EXERCISE DATA:
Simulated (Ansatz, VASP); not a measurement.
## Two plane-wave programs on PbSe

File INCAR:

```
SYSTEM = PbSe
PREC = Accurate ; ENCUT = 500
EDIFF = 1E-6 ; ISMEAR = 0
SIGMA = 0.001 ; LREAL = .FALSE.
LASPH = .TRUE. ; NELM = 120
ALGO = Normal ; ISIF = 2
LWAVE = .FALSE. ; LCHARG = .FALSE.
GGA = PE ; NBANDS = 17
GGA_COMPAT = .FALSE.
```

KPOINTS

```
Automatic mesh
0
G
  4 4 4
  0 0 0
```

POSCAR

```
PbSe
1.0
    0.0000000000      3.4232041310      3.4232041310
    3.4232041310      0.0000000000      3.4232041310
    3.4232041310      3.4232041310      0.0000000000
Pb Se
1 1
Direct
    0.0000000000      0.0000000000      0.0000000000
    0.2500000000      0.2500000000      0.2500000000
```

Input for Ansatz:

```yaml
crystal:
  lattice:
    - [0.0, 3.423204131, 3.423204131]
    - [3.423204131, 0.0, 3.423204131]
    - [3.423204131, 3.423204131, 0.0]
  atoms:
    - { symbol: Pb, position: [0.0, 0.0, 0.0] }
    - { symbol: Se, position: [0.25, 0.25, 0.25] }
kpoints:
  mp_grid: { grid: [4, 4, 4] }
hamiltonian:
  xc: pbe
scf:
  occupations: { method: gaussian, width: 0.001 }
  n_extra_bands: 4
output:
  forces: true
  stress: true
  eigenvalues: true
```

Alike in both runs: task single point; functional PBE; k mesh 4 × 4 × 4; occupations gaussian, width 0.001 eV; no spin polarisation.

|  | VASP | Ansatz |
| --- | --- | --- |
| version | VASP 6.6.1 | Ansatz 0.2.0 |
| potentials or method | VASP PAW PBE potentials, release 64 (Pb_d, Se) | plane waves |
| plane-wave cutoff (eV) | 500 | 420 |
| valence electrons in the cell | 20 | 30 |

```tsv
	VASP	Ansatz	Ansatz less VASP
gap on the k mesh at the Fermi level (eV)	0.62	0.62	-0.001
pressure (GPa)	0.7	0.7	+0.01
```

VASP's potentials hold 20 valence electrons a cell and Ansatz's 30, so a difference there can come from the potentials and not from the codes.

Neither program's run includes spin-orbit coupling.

WORK REQUEST:
Each line between the start of the listing above and the line containing "500 | 420 |", with both ends counted, is to be set down unchanged.

WRITTEN ANSWER:
Simulated (Ansatz, VASP); not a measurement.
## Two plane-wave programs on PbSe

File INCAR:

```
SYSTEM = PbSe
PREC = Accurate ; ENCUT = 500
EDIFF = 1E-6 ; ISMEAR = 0
SIGMA = 0.001 ; LREAL = .FALSE.
LASPH = .TRUE. ; NELM = 120
ALGO = Normal ; ISIF = 2
LWAVE = .FALSE. ; LCHARG = .FALSE.
GGA = PE ; NBANDS = 17
GGA_COMPAT = .FALSE.
```

KPOINTS

```
Automatic mesh
0
G
  4 4 4
  0 0 0
```

POSCAR

```
PbSe
1.0
    0.0000000000      3.4232041310      3.4232041310
    3.4232041310      0.0000000000      3.4232041310
    3.4232041310      3.4232041310      0.0000000000
Pb Se
1 1
Direct
    0.0000000000      0.0000000000      0.0000000000
    0.2500000000      0.2500000000      0.2500000000
```

Input for Ansatz:

```yaml
crystal:
  lattice:
    - [0.0, 3.423204131, 3.423204131]
    - [3.423204131, 0.0, 3.423204131]
    - [3.423204131, 3.423204131, 0.0]
  atoms:
    - { symbol: Pb, position: [0.0, 0.0, 0.0] }
    - { symbol: Se, position: [0.25, 0.25, 0.25] }
kpoints:
  mp_grid: { grid: [4, 4, 4] }
hamiltonian:
  xc: pbe
scf:
  occupations: { method: gaussian, width: 0.001 }
  n_extra_bands: 4
output:
  forces: true
  stress: true
  eigenvalues: true
```

Alike in both runs: task single point; functional PBE; k mesh 4 × 4 × 4; occupations gaussian, width 0.001 eV; no spin polarisation.

|  | VASP | Ansatz |
| --- | --- | --- |
| version | VASP 6.6.1 | Ansatz 0.2.0 |
| potentials or method | VASP PAW PBE potentials, release 64 (Pb_d, Se) | plane waves |
| plane-wave cutoff (eV) | 500 | 420 |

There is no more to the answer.